(Assigned task):
Everything from the first line of the records below through the line containing "Caveats: the cell" is to be retyped exactly; leave out the rest.

(Material shown):
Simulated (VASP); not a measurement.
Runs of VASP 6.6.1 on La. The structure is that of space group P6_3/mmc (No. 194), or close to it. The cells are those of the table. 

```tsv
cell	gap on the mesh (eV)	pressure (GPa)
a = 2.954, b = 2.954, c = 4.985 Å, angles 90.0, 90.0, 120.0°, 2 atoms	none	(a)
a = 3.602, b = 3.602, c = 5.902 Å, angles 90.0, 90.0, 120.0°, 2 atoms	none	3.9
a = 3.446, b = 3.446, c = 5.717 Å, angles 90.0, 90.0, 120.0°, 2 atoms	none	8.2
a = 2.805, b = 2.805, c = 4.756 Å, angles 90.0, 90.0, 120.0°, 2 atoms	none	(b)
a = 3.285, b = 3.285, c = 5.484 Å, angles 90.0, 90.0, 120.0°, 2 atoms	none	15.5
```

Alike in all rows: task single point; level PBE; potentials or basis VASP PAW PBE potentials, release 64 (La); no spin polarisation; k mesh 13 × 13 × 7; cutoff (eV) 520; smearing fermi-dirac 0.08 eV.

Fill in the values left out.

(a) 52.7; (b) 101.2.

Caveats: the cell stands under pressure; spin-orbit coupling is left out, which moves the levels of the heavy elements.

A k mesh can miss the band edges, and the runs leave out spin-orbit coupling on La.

(Solution):
Simulated (VASP); not a measurement.
Runs of VASP 6.6.1 on La. The structure is that of space group P6_3/mmc (No. 194), or close to it. The cells are those of the table. 

```tsv
cell	gap on the mesh (eV)	pressure (GPa)
a = 2.954, b = 2.954, c = 4.985 Å, angles 90.0, 90.0, 120.0°, 2 atoms	none	(a)
a = 3.602, b = 3.602, c = 5.902 Å, angles 90.0, 90.0, 120.0°, 2 atoms	none	3.9
a = 3.446, b = 3.446, c = 5.717 Å, angles 90.0, 90.0, 120.0°, 2 atoms	none	8.2
a = 2.805, b = 2.805, c = 4.756 Å, angles 90.0, 90.0, 120.0°, 2 atoms	none	(b)
a = 3.285, b = 3.285, c = 5.484 Å, angles 90.0, 90.0, 120.0°, 2 atoms	none	15.5
```

Alike in all rows: task single point; level PBE; potentials or basis VASP PAW PBE potentials, release 64 (La); no spin polarisation; k mesh 13 × 13 × 7; cutoff (eV) 520; smearing fermi-dirac 0.08 eV.

Fill in the values left out.

(a) 52.7; (b) 101.2.

Caveats: the cell stands under pressure; spin-orbit coupling is left out, which moves the levels of the heavy elements.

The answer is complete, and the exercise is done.